▶ _Dataset records_:
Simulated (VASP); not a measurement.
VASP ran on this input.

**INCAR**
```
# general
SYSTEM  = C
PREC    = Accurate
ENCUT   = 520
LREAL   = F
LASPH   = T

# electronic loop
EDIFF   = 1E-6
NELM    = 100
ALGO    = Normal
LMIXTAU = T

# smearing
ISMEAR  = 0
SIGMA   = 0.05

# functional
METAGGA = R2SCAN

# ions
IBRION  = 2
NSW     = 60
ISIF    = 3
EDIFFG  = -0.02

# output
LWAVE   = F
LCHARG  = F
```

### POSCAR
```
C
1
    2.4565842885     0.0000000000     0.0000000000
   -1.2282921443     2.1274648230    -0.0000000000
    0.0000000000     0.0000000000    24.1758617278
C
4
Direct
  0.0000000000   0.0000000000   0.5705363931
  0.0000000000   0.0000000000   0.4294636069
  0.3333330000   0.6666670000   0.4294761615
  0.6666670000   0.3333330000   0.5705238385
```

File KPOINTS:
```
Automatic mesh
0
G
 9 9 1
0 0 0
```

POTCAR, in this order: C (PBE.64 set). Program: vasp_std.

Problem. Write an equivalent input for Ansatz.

▶ _Brief_:
Set down the entire listing above again, word for word.

▶ _Your solution_:
Simulated (VASP); not a measurement.
VASP ran on this input.

**INCAR**
```
# general
SYSTEM  = C
PREC    = Accurate
ENCUT   = 520
LREAL   = F
LASPH   = T

# electronic loop
EDIFF   = 1E-6
NELM    = 100
ALGO    = Normal
LMIXTAU = T

# smearing
ISMEAR  = 0
SIGMA   = 0.05

# functional
METAGGA = R2SCAN

# ions
IBRION  = 2
NSW     = 60
ISIF    = 3
EDIFFG  = -0.02

# output
LWAVE   = F
LCHARG  = F
```

### POSCAR
```
C
1
    2.4565842885     0.0000000000     0.0000000000
   -1.2282921443     2.1274648230    -0.0000000000
    0.0000000000     0.0000000000    24.1758617278
C
4
Direct
  0.0000000000   0.0000000000   0.5705363931
  0.0000000000   0.0000000000   0.4294636069
  0.3333330000   0.6666670000   0.4294761615
  0.6666670000   0.3333330000   0.5705238385
```

File KPOINTS:
```
Automatic mesh
0
G
 9 9 1
0 0 0
```

POTCAR, in this order: C (PBE.64 set). Program: vasp_std.

Problem. Write an equivalent input for Ansatz.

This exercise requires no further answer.